***
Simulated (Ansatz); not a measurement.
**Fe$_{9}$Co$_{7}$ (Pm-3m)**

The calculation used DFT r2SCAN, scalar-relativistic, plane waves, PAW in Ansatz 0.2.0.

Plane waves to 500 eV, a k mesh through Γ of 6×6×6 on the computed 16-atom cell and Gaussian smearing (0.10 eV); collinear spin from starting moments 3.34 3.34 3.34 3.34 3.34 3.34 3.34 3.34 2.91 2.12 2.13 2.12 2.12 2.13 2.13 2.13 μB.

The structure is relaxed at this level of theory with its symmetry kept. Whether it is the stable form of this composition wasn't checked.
***

» **Work instruction**
Each line from the top of the listing down to and including the one containing "The calculation used" should be transcribed exactly; nothing else is to be output.

» **Answer section**
Simulated (Ansatz); not a measurement.
**Fe$_{9}$Co$_{7}$ (Pm-3m)**

The calculation used DFT r2SCAN, scalar-relativistic, plane waves, PAW in Ansatz 0.2.0.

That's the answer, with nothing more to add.